* * * * *

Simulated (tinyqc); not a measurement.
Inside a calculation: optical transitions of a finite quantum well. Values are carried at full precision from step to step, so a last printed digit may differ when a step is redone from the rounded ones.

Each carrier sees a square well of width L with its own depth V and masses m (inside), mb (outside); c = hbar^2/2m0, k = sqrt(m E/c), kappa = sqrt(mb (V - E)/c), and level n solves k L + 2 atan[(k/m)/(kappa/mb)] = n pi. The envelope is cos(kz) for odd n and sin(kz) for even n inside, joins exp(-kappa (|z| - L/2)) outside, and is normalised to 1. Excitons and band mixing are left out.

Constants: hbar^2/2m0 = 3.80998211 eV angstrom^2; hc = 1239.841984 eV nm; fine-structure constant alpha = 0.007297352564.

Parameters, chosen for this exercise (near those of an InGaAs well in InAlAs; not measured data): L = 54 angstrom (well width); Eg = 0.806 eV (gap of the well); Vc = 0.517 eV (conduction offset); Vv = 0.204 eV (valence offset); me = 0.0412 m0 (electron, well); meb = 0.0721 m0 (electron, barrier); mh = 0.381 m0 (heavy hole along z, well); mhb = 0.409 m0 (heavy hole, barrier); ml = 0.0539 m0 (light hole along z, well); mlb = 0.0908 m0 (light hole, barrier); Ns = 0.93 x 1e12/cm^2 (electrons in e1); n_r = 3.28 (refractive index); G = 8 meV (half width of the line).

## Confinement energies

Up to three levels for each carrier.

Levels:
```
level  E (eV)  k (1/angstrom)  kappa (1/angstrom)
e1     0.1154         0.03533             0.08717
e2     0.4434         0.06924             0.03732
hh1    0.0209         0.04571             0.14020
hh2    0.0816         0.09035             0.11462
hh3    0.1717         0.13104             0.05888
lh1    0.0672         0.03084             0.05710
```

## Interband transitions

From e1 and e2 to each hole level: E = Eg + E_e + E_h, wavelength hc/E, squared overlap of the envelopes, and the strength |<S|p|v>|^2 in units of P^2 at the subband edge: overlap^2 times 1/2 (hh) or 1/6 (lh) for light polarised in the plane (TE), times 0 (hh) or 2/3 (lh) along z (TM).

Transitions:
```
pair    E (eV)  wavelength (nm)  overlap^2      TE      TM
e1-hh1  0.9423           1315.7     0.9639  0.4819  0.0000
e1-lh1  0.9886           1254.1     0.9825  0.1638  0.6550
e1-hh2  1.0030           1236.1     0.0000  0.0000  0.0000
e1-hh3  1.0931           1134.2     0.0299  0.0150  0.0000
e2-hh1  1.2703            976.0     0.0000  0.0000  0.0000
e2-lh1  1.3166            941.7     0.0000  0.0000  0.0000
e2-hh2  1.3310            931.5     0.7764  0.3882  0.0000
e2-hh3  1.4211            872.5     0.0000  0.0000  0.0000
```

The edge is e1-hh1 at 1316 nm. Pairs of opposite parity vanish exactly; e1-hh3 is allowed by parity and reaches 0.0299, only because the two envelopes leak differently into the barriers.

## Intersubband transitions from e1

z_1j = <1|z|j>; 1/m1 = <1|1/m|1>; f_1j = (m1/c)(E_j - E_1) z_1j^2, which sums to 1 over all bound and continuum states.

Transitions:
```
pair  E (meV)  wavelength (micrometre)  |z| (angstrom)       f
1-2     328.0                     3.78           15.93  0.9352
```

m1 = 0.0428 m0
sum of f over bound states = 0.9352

* * * * *

The answer should be the first line of the material and every line after it through the line containing "Inside a calculation: optical", exactly as written, and nothing else.

Simulated (tinyqc); not a measurement.
Inside a calculation: optical transitions of a finite quantum well. Values are carried at full precision from step to step, so a last printed digit may differ when a step is redone from the rounded ones.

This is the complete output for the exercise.